Output nothing but the lines from the first line of the entries to the line with "Functional | PBE |", inclusive, exactly as they read.

### EXCERPTED DATA
....................

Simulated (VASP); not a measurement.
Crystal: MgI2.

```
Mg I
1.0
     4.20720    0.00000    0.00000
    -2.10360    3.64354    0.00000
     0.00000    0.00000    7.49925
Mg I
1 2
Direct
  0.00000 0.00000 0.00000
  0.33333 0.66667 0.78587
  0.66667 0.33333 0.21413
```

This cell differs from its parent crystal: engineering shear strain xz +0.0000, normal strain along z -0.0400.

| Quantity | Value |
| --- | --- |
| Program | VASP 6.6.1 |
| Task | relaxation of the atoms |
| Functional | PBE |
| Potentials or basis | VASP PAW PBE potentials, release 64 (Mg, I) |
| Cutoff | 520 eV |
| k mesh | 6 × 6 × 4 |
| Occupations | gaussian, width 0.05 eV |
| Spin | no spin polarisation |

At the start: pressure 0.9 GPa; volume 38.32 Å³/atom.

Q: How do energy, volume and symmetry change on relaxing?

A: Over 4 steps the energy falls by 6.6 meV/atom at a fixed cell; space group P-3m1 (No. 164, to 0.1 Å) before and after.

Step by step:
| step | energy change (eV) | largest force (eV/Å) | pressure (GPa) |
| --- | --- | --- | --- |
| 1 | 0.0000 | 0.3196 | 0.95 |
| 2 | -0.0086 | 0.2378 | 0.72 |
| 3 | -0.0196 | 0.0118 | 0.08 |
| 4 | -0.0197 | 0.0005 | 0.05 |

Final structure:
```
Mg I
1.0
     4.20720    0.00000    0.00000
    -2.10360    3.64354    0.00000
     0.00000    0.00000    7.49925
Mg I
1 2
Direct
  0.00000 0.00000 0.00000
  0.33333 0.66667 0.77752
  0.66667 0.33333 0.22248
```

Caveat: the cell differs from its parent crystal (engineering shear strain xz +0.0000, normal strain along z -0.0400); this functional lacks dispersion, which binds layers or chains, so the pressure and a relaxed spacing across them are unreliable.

....................

### ANSWER AREA
Simulated (VASP); not a measurement.
Crystal: MgI2.

```
Mg I
1.0
     4.20720    0.00000    0.00000
    -2.10360    3.64354    0.00000
     0.00000    0.00000    7.49925
Mg I
1 2
Direct
  0.00000 0.00000 0.00000
  0.33333 0.66667 0.78587
  0.66667 0.33333 0.21413
```

This cell differs from its parent crystal: engineering shear strain xz +0.0000, normal strain along z -0.0400.

| Quantity | Value |
| --- | --- |
| Program | VASP 6.6.1 |
| Task | relaxation of the atoms |
| Functional | PBE |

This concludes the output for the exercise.